Required action:
Transcribe exactly the lines that fall between the one holding "level (eV) | 1.17 |" and the one holding "mesh (eV) | 1.17 |", inclusive, from the entries below.

Data listing:
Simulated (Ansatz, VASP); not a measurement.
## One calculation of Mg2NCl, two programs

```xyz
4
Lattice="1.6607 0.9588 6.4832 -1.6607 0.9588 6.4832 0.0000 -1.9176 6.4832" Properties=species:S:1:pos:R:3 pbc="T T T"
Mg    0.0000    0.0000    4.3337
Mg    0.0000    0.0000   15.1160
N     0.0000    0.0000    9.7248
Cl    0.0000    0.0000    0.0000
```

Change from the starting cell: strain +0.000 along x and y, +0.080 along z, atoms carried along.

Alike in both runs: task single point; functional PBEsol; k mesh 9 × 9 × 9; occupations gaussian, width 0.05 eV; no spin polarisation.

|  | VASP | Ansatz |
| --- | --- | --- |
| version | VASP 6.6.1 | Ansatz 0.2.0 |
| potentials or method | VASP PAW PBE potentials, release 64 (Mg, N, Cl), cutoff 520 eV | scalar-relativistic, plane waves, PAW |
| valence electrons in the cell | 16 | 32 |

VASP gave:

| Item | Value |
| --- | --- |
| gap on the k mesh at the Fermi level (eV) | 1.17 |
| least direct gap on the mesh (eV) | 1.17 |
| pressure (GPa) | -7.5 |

Exercise result:
| gap on the k mesh at the Fermi level (eV) | 1.17 |
| least direct gap on the mesh (eV) | 1.17 |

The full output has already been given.